• [ASSIGNED TASK] Once the line containing "Aim: how the" has been written out, stop; until then, restate each line of the entries below word for word from the first.

=====

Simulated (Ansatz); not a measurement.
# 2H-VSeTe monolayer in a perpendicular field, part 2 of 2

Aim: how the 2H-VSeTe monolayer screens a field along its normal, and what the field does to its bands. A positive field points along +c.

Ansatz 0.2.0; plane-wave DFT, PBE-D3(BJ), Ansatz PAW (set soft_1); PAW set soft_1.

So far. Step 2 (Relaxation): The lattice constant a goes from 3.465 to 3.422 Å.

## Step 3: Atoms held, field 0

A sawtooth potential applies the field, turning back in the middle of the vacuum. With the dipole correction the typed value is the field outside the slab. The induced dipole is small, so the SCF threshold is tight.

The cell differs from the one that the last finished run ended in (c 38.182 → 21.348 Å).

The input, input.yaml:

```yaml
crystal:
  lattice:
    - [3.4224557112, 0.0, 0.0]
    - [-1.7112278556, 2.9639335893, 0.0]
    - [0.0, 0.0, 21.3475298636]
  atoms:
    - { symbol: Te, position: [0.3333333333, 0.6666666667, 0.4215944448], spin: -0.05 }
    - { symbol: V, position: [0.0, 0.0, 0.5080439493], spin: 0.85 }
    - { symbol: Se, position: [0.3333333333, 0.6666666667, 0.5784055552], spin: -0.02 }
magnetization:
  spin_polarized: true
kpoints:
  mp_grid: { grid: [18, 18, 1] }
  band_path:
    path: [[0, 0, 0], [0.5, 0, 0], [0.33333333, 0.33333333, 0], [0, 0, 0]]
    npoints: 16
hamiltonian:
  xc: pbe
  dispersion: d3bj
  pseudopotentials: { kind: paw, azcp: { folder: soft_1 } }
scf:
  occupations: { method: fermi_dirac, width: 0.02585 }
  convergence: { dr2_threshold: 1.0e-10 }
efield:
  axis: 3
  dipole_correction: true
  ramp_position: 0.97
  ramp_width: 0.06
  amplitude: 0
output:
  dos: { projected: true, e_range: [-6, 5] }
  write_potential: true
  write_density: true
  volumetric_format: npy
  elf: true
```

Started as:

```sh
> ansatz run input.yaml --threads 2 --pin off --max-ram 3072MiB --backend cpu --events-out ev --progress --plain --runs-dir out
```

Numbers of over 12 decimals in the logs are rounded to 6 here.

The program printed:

=====

• [REPLY]
Simulated (Ansatz); not a measurement.
# 2H-VSeTe monolayer in a perpendicular field, part 2 of 2

Aim: how the 2H-VSeTe monolayer screens a field along its normal, and what the field does to its bands. A positive field points along +c.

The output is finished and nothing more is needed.